Work order —
Copy the data exactly from the line that contains "Computed with CoolProp" through the line that contains "- 0.513, Soave-Redlich-Kwong: 0.9730", keeping both end lines and leaving out everything else.

-----
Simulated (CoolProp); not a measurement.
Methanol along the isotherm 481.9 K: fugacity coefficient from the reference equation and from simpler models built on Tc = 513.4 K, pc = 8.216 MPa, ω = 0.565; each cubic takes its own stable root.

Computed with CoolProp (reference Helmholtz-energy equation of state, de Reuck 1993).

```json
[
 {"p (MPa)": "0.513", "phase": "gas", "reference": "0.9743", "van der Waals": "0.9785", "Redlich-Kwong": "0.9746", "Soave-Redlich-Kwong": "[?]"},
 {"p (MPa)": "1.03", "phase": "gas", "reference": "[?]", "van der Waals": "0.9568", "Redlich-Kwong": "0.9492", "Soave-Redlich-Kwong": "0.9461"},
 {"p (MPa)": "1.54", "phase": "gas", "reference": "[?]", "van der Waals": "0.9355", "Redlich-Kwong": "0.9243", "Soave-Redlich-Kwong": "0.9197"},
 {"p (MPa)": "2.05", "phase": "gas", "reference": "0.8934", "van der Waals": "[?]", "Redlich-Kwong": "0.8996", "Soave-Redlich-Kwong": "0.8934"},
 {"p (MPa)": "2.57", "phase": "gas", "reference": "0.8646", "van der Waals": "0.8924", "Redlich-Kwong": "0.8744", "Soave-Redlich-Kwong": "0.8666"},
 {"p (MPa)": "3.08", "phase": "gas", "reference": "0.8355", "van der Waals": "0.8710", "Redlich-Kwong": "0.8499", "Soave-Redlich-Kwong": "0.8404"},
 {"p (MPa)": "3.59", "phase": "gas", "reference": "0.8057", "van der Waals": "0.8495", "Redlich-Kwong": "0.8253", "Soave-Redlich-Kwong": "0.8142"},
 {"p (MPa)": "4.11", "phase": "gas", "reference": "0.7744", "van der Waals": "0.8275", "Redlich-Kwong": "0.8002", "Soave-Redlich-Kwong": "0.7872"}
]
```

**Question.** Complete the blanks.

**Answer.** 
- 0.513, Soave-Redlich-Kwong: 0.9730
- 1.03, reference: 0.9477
-----

Exercise solution —
Computed with CoolProp (reference Helmholtz-energy equation of state, de Reuck 1993).

```json
[
 {"p (MPa)": "0.513", "phase": "gas", "reference": "0.9743", "van der Waals": "0.9785", "Redlich-Kwong": "0.9746", "Soave-Redlich-Kwong": "[?]"},
 {"p (MPa)": "1.03", "phase": "gas", "reference": "[?]", "van der Waals": "0.9568", "Redlich-Kwong": "0.9492", "Soave-Redlich-Kwong": "0.9461"},
 {"p (MPa)": "1.54", "phase": "gas", "reference": "[?]", "van der Waals": "0.9355", "Redlich-Kwong": "0.9243", "Soave-Redlich-Kwong": "0.9197"},
 {"p (MPa)": "2.05", "phase": "gas", "reference": "0.8934", "van der Waals": "[?]", "Redlich-Kwong": "0.8996", "Soave-Redlich-Kwong": "0.8934"},
 {"p (MPa)": "2.57", "phase": "gas", "reference": "0.8646", "van der Waals": "0.8924", "Redlich-Kwong": "0.8744", "Soave-Redlich-Kwong": "0.8666"},
 {"p (MPa)": "3.08", "phase": "gas", "reference": "0.8355", "van der Waals": "0.8710", "Redlich-Kwong": "0.8499", "Soave-Redlich-Kwong": "0.8404"},
 {"p (MPa)": "3.59", "phase": "gas", "reference": "0.8057", "van der Waals": "0.8495", "Redlich-Kwong": "0.8253", "Soave-Redlich-Kwong": "0.8142"},
 {"p (MPa)": "4.11", "phase": "gas", "reference": "0.7744", "van der Waals": "0.8275", "Redlich-Kwong": "0.8002", "Soave-Redlich-Kwong": "0.7872"}
]
```

**Question.** Complete the blanks.

**Answer.** 
- 0.513, Soave-Redlich-Kwong: 0.9730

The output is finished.